### Brief
For the entries below, the expected answer is the line with "0.72 eV (least direct gap 2.49 eV).", the line with "4.961 | -9.921 |", and every line between them, exactly as written, and nothing more.

### Information supplied
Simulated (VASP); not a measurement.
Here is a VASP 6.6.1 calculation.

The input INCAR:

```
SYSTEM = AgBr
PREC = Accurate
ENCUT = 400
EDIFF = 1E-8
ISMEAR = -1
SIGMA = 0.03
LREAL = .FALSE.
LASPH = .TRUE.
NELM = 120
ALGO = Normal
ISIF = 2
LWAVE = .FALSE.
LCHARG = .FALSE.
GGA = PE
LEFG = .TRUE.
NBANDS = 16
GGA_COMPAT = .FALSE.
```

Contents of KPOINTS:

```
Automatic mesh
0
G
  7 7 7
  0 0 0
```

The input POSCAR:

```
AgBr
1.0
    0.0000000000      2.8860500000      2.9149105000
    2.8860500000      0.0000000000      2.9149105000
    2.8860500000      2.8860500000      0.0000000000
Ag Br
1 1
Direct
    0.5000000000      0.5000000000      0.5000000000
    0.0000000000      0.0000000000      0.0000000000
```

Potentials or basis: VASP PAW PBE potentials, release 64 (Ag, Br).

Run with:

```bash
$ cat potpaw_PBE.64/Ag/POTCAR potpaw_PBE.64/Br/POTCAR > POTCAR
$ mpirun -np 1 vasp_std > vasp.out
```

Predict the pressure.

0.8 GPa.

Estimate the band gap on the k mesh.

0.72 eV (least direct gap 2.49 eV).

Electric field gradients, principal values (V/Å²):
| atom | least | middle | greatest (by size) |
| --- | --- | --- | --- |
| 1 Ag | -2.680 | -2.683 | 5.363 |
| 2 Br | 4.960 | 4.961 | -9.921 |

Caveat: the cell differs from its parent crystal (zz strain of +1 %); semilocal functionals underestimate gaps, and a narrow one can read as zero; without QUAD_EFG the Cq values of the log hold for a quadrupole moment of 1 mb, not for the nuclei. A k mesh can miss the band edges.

### Answer area
0.72 eV (least direct gap 2.49 eV).

Electric field gradients, principal values (V/Å²):
| atom | least | middle | greatest (by size) |
| --- | --- | --- | --- |
| 1 Ag | -2.680 | -2.683 | 5.363 |
| 2 Br | 4.960 | 4.961 | -9.921 |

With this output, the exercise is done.